_Assignment_
Take the material below from its first line through the line containing "## (2) A single-point" and, please, write those lines again exactly.

_Dataset entries_
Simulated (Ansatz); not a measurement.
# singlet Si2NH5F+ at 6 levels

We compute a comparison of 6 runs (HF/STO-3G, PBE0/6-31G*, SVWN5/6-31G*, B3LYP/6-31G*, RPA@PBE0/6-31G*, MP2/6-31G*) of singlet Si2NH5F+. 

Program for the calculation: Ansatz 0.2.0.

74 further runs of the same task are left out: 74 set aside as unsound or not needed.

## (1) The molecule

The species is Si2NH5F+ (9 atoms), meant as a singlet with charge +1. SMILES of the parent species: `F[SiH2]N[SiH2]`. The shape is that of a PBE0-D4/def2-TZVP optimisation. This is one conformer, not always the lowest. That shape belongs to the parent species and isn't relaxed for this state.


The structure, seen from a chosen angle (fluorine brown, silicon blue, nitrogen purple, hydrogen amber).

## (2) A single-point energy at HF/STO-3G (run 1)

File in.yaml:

_Response area_
Simulated (Ansatz); not a measurement.
# singlet Si2NH5F+ at 6 levels

We compute a comparison of 6 runs (HF/STO-3G, PBE0/6-31G*, SVWN5/6-31G*, B3LYP/6-31G*, RPA@PBE0/6-31G*, MP2/6-31G*) of singlet Si2NH5F+. 

Program for the calculation: Ansatz 0.2.0.

74 further runs of the same task are left out: 74 set aside as unsound or not needed.

## (1) The molecule

The species is Si2NH5F+ (9 atoms), meant as a singlet with charge +1. SMILES of the parent species: `F[SiH2]N[SiH2]`. The shape is that of a PBE0-D4/def2-TZVP optimisation. This is one conformer, not always the lowest. That shape belongs to the parent species and isn't relaxed for this state.


The structure, seen from a chosen angle (fluorine brown, silicon blue, nitrogen purple, hydrogen amber).

## (2) A single-point energy at HF/STO-3G (run 1)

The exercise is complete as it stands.